Work item
Reproduce, without any change, the span of lines from the opening of the records below to the line containing "8.44 | 10.87 |", inclusive.

Data extracts
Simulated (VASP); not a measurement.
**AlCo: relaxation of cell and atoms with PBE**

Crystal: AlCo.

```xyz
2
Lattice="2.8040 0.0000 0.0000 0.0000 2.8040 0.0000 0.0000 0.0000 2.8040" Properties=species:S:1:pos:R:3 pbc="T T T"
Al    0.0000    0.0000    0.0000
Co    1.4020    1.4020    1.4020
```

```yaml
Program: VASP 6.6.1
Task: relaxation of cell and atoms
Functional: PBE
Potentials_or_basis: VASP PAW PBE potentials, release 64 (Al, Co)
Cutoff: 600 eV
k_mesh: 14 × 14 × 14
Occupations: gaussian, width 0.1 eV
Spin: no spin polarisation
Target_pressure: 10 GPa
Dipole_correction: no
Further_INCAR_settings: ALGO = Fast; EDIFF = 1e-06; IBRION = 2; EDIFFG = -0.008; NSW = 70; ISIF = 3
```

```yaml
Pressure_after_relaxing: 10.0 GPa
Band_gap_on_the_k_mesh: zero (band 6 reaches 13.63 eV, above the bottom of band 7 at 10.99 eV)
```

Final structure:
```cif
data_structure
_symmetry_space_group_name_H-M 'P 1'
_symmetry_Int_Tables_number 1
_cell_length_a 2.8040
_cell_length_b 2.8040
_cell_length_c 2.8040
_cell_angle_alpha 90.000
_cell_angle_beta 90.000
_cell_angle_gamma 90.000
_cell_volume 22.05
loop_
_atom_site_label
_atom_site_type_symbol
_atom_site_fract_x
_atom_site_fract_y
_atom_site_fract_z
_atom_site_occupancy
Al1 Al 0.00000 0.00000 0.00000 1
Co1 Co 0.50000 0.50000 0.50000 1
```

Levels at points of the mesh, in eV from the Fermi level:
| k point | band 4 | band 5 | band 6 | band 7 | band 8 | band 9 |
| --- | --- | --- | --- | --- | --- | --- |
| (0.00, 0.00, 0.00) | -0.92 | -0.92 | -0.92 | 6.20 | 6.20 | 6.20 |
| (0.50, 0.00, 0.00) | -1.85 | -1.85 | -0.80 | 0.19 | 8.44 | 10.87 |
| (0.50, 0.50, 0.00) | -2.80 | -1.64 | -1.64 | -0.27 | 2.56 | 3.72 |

Exercise answer
Simulated (VASP); not a measurement.
**AlCo: relaxation of cell and atoms with PBE**

Crystal: AlCo.

```xyz
2
Lattice="2.8040 0.0000 0.0000 0.0000 2.8040 0.0000 0.0000 0.0000 2.8040" Properties=species:S:1:pos:R:3 pbc="T T T"
Al    0.0000    0.0000    0.0000
Co    1.4020    1.4020    1.4020
```

```yaml
Program: VASP 6.6.1
Task: relaxation of cell and atoms
Functional: PBE
Potentials_or_basis: VASP PAW PBE potentials, release 64 (Al, Co)
Cutoff: 600 eV
k_mesh: 14 × 14 × 14
Occupations: gaussian, width 0.1 eV
Spin: no spin polarisation
Target_pressure: 10 GPa
Dipole_correction: no
Further_INCAR_settings: ALGO = Fast; EDIFF = 1e-06; IBRION = 2; EDIFFG = -0.008; NSW = 70; ISIF = 3
```

```yaml
Pressure_after_relaxing: 10.0 GPa
Band_gap_on_the_k_mesh: zero (band 6 reaches 13.63 eV, above the bottom of band 7 at 10.99 eV)
```

Final structure:
```cif
data_structure
_symmetry_space_group_name_H-M 'P 1'
_symmetry_Int_Tables_number 1
_cell_length_a 2.8040
_cell_length_b 2.8040
_cell_length_c 2.8040
_cell_angle_alpha 90.000
_cell_angle_beta 90.000
_cell_angle_gamma 90.000
_cell_volume 22.05
loop_
_atom_site_label
_atom_site_type_symbol
_atom_site_fract_x
_atom_site_fract_y
_atom_site_fract_z
_atom_site_occupancy
Al1 Al 0.00000 0.00000 0.00000 1
Co1 Co 0.50000 0.50000 0.50000 1
```

Levels at points of the mesh, in eV from the Fermi level:
| k point | band 4 | band 5 | band 6 | band 7 | band 8 | band 9 |
| --- | --- | --- | --- | --- | --- | --- |
| (0.00, 0.00, 0.00) | -0.92 | -0.92 | -0.92 | 6.20 | 6.20 | 6.20 |
| (0.50, 0.00, 0.00) | -1.85 | -1.85 | -0.80 | 0.19 | 8.44 | 10.87 |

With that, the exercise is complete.